________________

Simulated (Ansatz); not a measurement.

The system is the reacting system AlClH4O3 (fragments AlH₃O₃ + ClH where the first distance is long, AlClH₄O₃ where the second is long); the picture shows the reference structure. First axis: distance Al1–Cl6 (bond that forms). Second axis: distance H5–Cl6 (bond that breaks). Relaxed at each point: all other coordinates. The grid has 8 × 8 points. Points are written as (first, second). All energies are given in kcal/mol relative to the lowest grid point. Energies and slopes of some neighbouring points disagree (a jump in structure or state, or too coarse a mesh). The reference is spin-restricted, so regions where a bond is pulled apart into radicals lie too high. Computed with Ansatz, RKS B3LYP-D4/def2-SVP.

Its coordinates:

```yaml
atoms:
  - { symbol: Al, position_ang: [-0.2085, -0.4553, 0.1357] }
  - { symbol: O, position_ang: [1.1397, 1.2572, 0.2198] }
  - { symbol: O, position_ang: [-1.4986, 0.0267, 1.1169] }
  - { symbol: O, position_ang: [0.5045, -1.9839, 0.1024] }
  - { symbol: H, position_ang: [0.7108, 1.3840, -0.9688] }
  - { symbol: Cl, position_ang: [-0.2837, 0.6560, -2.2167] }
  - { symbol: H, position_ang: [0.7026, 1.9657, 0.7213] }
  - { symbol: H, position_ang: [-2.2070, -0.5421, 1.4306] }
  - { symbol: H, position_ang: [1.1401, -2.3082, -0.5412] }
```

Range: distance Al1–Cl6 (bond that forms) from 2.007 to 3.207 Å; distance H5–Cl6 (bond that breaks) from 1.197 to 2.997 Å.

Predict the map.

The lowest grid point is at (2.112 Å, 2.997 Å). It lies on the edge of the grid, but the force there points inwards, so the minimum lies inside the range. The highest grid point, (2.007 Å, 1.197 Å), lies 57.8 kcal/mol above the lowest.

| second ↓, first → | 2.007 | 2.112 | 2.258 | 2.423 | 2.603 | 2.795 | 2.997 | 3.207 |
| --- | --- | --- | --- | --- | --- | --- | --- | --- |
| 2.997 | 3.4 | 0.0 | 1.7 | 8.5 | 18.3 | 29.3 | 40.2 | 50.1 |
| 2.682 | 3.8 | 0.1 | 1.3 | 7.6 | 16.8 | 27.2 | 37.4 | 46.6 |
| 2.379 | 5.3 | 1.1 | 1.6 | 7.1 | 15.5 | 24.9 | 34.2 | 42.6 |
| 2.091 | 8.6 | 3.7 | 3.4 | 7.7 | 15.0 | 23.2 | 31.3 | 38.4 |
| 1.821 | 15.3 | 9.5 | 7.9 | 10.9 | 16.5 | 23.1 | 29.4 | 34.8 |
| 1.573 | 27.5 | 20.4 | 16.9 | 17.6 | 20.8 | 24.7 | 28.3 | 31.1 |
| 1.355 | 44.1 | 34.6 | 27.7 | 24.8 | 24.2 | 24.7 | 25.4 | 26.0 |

________________

*Assignment*
Beginning with the first line of the listing above, please write out every line exactly until you reach the line that contains "34.2 | 42.6 |", and include that one too.

*Answer area*
Simulated (Ansatz); not a measurement.

The system is the reacting system AlClH4O3 (fragments AlH₃O₃ + ClH where the first distance is long, AlClH₄O₃ where the second is long); the picture shows the reference structure. First axis: distance Al1–Cl6 (bond that forms). Second axis: distance H5–Cl6 (bond that breaks). Relaxed at each point: all other coordinates. The grid has 8 × 8 points. Points are written as (first, second). All energies are given in kcal/mol relative to the lowest grid point. Energies and slopes of some neighbouring points disagree (a jump in structure or state, or too coarse a mesh). The reference is spin-restricted, so regions where a bond is pulled apart into radicals lie too high. Computed with Ansatz, RKS B3LYP-D4/def2-SVP.

Its coordinates:

```yaml
atoms:
  - { symbol: Al, position_ang: [-0.2085, -0.4553, 0.1357] }
  - { symbol: O, position_ang: [1.1397, 1.2572, 0.2198] }
  - { symbol: O, position_ang: [-1.4986, 0.0267, 1.1169] }
  - { symbol: O, position_ang: [0.5045, -1.9839, 0.1024] }
  - { symbol: H, position_ang: [0.7108, 1.3840, -0.9688] }
  - { symbol: Cl, position_ang: [-0.2837, 0.6560, -2.2167] }
  - { symbol: H, position_ang: [0.7026, 1.9657, 0.7213] }
  - { symbol: H, position_ang: [-2.2070, -0.5421, 1.4306] }
  - { symbol: H, position_ang: [1.1401, -2.3082, -0.5412] }
```

Range: distance Al1–Cl6 (bond that forms) from 2.007 to 3.207 Å; distance H5–Cl6 (bond that breaks) from 1.197 to 2.997 Å.

Predict the map.

The lowest grid point is at (2.112 Å, 2.997 Å). It lies on the edge of the grid, but the force there points inwards, so the minimum lies inside the range. The highest grid point, (2.007 Å, 1.197 Å), lies 57.8 kcal/mol above the lowest.

| second ↓, first → | 2.007 | 2.112 | 2.258 | 2.423 | 2.603 | 2.795 | 2.997 | 3.207 |
| --- | --- | --- | --- | --- | --- | --- | --- | --- |
| 2.997 | 3.4 | 0.0 | 1.7 | 8.5 | 18.3 | 29.3 | 40.2 | 50.1 |
| 2.682 | 3.8 | 0.1 | 1.3 | 7.6 | 16.8 | 27.2 | 37.4 | 46.6 |
| 2.379 | 5.3 | 1.1 | 1.6 | 7.1 | 15.5 | 24.9 | 34.2 | 42.6 |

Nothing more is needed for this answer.